Reproduce the records that follow exactly as they appear.

*** Begin section ***

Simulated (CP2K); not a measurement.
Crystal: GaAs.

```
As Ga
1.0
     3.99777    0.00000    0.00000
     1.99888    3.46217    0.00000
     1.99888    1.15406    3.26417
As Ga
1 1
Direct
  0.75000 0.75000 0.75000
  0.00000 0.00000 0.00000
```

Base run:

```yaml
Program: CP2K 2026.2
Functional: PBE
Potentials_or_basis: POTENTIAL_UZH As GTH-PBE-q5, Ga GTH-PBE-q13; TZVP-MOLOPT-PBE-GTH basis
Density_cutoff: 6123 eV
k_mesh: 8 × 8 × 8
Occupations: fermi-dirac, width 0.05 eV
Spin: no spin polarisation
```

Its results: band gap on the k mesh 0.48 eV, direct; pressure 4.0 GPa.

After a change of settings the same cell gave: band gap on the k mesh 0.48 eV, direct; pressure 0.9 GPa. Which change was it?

*** End section ***

Your solution:
Simulated (CP2K); not a measurement.
Crystal: GaAs.

```
As Ga
1.0
     3.99777    0.00000    0.00000
     1.99888    3.46217    0.00000
     1.99888    1.15406    3.26417
As Ga
1 1
Direct
  0.75000 0.75000 0.75000
  0.00000 0.00000 0.00000
```

Base run:

```yaml
Program: CP2K 2026.2
Functional: PBE
Potentials_or_basis: POTENTIAL_UZH As GTH-PBE-q5, Ga GTH-PBE-q13; TZVP-MOLOPT-PBE-GTH basis
Density_cutoff: 6123 eV
k_mesh: 8 × 8 × 8
Occupations: fermi-dirac, width 0.05 eV
Spin: no spin polarisation
```

Its results: band gap on the k mesh 0.48 eV, direct; pressure 4.0 GPa.

After a change of settings the same cell gave: band gap on the k mesh 0.48 eV, direct; pressure 0.9 GPa. Which change was it?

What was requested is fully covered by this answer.